### ACTION ITEM
Each entry needs to be retyped exactly, with nothing added or dropped.

### INFORMATION SHOWN

★ ★ ★ ★ ★

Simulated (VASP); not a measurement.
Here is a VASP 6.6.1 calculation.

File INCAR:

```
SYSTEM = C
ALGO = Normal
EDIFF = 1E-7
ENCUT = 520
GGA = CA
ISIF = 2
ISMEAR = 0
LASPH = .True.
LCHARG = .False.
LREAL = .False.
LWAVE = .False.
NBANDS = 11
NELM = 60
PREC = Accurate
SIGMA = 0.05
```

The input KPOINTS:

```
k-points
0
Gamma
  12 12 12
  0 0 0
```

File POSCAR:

★ ★ ★ ★ ★

### EXERCISE ANSWER
Simulated (VASP); not a measurement.
Here is a VASP 6.6.1 calculation.

File INCAR:

```
SYSTEM = C
ALGO = Normal
EDIFF = 1E-7
ENCUT = 520
GGA = CA
ISIF = 2
ISMEAR = 0
LASPH = .True.
LCHARG = .False.
LREAL = .False.
LWAVE = .False.
NBANDS = 11
NELM = 60
PREC = Accurate
SIGMA = 0.05
```

The input KPOINTS:

```
k-points
0
Gamma
  12 12 12
  0 0 0
```

File POSCAR:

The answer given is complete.